[Start of section]
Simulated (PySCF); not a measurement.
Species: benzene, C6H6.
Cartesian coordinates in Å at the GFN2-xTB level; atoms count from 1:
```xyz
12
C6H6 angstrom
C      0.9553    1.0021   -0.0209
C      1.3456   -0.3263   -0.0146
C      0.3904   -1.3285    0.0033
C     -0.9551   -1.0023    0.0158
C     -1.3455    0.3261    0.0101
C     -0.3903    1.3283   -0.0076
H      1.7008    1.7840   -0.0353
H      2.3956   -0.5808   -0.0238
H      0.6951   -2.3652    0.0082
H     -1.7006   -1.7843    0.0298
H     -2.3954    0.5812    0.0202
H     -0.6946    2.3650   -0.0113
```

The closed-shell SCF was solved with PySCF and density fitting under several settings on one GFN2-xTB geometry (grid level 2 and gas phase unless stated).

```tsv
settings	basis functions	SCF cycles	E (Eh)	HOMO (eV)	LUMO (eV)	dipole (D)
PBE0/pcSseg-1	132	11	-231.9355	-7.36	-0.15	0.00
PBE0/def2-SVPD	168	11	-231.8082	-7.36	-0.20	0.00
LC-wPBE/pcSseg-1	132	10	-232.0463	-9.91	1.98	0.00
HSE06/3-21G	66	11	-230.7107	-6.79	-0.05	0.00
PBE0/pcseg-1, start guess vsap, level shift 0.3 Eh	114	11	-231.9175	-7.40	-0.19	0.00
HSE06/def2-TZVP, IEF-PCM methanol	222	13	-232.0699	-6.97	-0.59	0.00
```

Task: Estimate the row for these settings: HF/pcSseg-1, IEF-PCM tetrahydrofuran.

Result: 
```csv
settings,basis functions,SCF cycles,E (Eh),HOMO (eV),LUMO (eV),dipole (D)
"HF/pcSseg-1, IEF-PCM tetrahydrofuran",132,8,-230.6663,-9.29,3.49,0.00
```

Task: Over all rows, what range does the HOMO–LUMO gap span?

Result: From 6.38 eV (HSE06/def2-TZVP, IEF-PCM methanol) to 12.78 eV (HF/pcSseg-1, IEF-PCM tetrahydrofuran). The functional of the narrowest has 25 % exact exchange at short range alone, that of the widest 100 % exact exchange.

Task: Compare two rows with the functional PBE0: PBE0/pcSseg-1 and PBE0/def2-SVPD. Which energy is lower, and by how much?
[End of section]

* ACTION ITEM
Return the opening line of the data and every line after it through the line containing "Task: Over all", please, exactly as written and with nothing added.

* ANSWER BOX
Simulated (PySCF); not a measurement.
Species: benzene, C6H6.
Cartesian coordinates in Å at the GFN2-xTB level; atoms count from 1:
```xyz
12
C6H6 angstrom
C      0.9553    1.0021   -0.0209
C      1.3456   -0.3263   -0.0146
C      0.3904   -1.3285    0.0033
C     -0.9551   -1.0023    0.0158
C     -1.3455    0.3261    0.0101
C     -0.3903    1.3283   -0.0076
H      1.7008    1.7840   -0.0353
H      2.3956   -0.5808   -0.0238
H      0.6951   -2.3652    0.0082
H     -1.7006   -1.7843    0.0298
H     -2.3954    0.5812    0.0202
H     -0.6946    2.3650   -0.0113
```

The closed-shell SCF was solved with PySCF and density fitting under several settings on one GFN2-xTB geometry (grid level 2 and gas phase unless stated).

```tsv
settings	basis functions	SCF cycles	E (Eh)	HOMO (eV)	LUMO (eV)	dipole (D)
PBE0/pcSseg-1	132	11	-231.9355	-7.36	-0.15	0.00
PBE0/def2-SVPD	168	11	-231.8082	-7.36	-0.20	0.00
LC-wPBE/pcSseg-1	132	10	-232.0463	-9.91	1.98	0.00
HSE06/3-21G	66	11	-230.7107	-6.79	-0.05	0.00
PBE0/pcseg-1, start guess vsap, level shift 0.3 Eh	114	11	-231.9175	-7.40	-0.19	0.00
HSE06/def2-TZVP, IEF-PCM methanol	222	13	-232.0699	-6.97	-0.59	0.00
```

Task: Estimate the row for these settings: HF/pcSseg-1, IEF-PCM tetrahydrofuran.

Result: 
```csv
settings,basis functions,SCF cycles,E (Eh),HOMO (eV),LUMO (eV),dipole (D)
"HF/pcSseg-1, IEF-PCM tetrahydrofuran",132,8,-230.6663,-9.29,3.49,0.00
```

Task: Over all rows, what range does the HOMO–LUMO gap span?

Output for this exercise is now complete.